Task item -
Your task is to transcribe the entries exactly.

Record excerpts -
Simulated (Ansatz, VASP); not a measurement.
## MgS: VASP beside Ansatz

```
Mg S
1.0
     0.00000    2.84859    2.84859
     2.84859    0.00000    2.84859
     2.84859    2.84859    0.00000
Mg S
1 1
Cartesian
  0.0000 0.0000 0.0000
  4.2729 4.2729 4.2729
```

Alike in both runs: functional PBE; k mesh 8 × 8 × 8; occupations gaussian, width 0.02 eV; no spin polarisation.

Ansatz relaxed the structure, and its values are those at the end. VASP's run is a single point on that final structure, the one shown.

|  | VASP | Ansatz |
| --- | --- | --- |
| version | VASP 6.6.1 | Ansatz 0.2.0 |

Response area -
Simulated (Ansatz, VASP); not a measurement.
## MgS: VASP beside Ansatz

```
Mg S
1.0
     0.00000    2.84859    2.84859
     2.84859    0.00000    2.84859
     2.84859    2.84859    0.00000
Mg S
1 1
Cartesian
  0.0000 0.0000 0.0000
  4.2729 4.2729 4.2729
```

Alike in both runs: functional PBE; k mesh 8 × 8 × 8; occupations gaussian, width 0.02 eV; no spin polarisation.

Ansatz relaxed the structure, and its values are those at the end. VASP's run is a single point on that final structure, the one shown.

|  | VASP | Ansatz |
| --- | --- | --- |
| version | VASP 6.6.1 | Ansatz 0.2.0 |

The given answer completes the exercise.